* _Required action_:
A faithful copy of the whole listing is required, with nothing left out.

Data shown START

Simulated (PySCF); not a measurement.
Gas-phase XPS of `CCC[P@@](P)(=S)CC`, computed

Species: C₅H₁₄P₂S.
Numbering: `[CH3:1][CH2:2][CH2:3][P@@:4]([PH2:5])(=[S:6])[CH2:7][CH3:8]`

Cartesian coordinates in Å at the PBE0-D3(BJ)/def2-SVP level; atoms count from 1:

Data shown END

* _Answer section_:
Simulated (PySCF); not a measurement.
Gas-phase XPS of `CCC[P@@](P)(=S)CC`, computed

Species: C₅H₁₄P₂S.
Numbering: `[CH3:1][CH2:2][CH2:3][P@@:4]([PH2:5])(=[S:6])[CH2:7][CH3:8]`

Cartesian coordinates in Å at the PBE0-D3(BJ)/def2-SVP level; atoms count from 1:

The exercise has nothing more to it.